*Material shown*:
┌──

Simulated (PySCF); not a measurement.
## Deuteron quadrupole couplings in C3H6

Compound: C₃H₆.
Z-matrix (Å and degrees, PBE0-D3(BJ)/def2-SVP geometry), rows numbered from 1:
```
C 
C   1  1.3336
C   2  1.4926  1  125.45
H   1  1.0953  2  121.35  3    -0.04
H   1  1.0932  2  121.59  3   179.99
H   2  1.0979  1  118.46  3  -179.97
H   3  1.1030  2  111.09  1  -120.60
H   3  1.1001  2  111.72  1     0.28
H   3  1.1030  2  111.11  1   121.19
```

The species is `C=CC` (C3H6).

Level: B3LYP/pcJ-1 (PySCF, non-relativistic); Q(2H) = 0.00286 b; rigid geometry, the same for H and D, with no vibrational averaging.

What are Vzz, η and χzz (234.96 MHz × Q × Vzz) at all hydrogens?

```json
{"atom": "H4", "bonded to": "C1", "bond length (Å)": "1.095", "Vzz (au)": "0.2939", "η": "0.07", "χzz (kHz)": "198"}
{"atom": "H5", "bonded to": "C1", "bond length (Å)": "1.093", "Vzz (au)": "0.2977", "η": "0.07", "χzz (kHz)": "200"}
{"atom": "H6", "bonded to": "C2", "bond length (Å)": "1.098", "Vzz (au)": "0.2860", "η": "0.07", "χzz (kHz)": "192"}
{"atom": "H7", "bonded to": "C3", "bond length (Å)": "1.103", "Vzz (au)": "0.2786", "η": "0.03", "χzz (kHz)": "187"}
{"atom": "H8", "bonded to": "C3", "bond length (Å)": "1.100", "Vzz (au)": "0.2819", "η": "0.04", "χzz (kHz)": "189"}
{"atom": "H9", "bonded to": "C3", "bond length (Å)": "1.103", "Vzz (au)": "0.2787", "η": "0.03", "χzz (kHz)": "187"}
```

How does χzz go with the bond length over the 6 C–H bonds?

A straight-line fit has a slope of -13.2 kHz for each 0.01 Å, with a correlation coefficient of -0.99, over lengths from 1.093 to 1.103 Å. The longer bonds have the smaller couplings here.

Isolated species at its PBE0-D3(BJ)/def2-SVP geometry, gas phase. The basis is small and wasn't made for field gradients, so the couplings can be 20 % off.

└──

Give back exactly the lines from the first line of the records through the line holding "The species is", including both of those lines and leaving out all others.

Simulated (PySCF); not a measurement.
## Deuteron quadrupole couplings in C3H6

Compound: C₃H₆.
Z-matrix (Å and degrees, PBE0-D3(BJ)/def2-SVP geometry), rows numbered from 1:
```
C 
C   1  1.3336
C   2  1.4926  1  125.45
H   1  1.0953  2  121.35  3    -0.04
H   1  1.0932  2  121.59  3   179.99
H   2  1.0979  1  118.46  3  -179.97
H   3  1.1030  2  111.09  1  -120.60
H   3  1.1001  2  111.72  1     0.28
H   3  1.1030  2  111.11  1   121.19
```

The species is `C=CC` (C3H6).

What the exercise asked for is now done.